━━━━━━━━━━

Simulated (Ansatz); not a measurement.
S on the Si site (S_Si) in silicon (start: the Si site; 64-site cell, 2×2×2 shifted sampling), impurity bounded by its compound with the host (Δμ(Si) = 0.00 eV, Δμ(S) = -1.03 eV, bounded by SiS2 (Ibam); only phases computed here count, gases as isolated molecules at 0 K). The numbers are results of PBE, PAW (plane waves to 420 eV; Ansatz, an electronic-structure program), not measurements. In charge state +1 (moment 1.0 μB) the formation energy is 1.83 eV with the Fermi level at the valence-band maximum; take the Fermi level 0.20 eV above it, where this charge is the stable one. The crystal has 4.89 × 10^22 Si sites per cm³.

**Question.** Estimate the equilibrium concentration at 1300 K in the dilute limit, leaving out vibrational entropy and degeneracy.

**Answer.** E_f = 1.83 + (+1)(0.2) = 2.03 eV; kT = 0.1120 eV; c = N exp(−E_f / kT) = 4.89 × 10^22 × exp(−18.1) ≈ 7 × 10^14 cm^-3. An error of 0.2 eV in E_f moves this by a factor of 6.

━━━━━━━━━━

> BRIEF:
Copy out, exactly and alone, the lines of the entries above between the ones holding "S on the Si" and "entropy and degeneracy.", inclusive.

> WRITTEN RESPONSE:
S on the Si site (S_Si) in silicon (start: the Si site; 64-site cell, 2×2×2 shifted sampling), impurity bounded by its compound with the host (Δμ(Si) = 0.00 eV, Δμ(S) = -1.03 eV, bounded by SiS2 (Ibam); only phases computed here count, gases as isolated molecules at 0 K). The numbers are results of PBE, PAW (plane waves to 420 eV; Ansatz, an electronic-structure program), not measurements. In charge state +1 (moment 1.0 μB) the formation energy is 1.83 eV with the Fermi level at the valence-band maximum; take the Fermi level 0.20 eV above it, where this charge is the stable one. The crystal has 4.89 × 10^22 Si sites per cm³.

**Question.** Estimate the equilibrium concentration at 1300 K in the dilute limit, leaving out vibrational entropy and degeneracy.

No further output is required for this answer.